Could you return the lines below exactly, from the first line up to and including the line that holds "## Molecular dynamics of Li7V2O8F2, charge -1"?

[[ LISTED RECORDS open ]]
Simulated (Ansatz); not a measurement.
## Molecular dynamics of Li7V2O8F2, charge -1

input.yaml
[[ LISTED RECORDS closed ]]

TASK RESPONSE.
Simulated (Ansatz); not a measurement.
## Molecular dynamics of Li7V2O8F2, charge -1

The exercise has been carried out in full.